Requirement: Write out the full listing again, exactly as it stands.

Supplied data:
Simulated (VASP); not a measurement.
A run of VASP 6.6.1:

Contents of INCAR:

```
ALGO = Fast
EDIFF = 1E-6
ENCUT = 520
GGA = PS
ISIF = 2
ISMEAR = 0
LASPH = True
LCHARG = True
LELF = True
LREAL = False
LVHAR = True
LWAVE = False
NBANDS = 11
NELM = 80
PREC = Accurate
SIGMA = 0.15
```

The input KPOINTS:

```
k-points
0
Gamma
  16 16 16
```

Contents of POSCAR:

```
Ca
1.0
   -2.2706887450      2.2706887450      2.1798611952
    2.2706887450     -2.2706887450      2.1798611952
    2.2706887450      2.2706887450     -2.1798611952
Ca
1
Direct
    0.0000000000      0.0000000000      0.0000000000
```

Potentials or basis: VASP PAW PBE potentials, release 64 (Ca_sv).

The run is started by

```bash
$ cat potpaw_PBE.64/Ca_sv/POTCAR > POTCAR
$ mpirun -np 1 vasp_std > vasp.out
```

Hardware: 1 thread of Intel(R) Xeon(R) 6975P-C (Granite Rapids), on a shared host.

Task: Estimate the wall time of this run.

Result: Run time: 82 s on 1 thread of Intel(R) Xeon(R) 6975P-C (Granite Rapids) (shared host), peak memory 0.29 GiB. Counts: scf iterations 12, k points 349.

Answer box:
Simulated (VASP); not a measurement.
A run of VASP 6.6.1:

Contents of INCAR:

```
ALGO = Fast
EDIFF = 1E-6
ENCUT = 520
GGA = PS
ISIF = 2
ISMEAR = 0
LASPH = True
LCHARG = True
LELF = True
LREAL = False
LVHAR = True
LWAVE = False
NBANDS = 11
NELM = 80
PREC = Accurate
SIGMA = 0.15
```

The input KPOINTS:

```
k-points
0
Gamma
  16 16 16
```

Contents of POSCAR:

```
Ca
1.0
   -2.2706887450      2.2706887450      2.1798611952
    2.2706887450     -2.2706887450      2.1798611952
    2.2706887450      2.2706887450     -2.1798611952
Ca
1
Direct
    0.0000000000      0.0000000000      0.0000000000
```

Potentials or basis: VASP PAW PBE potentials, release 64 (Ca_sv).

The run is started by

```bash
$ cat potpaw_PBE.64/Ca_sv/POTCAR > POTCAR
$ mpirun -np 1 vasp_std > vasp.out
```

Hardware: 1 thread of Intel(R) Xeon(R) 6975P-C (Granite Rapids), on a shared host.

Task: Estimate the wall time of this run.

Result: Run time: 82 s on 1 thread of Intel(R) Xeon(R) 6975P-C (Granite Rapids) (shared host), peak memory 0.29 GiB. Counts: scf iterations 12, k points 349.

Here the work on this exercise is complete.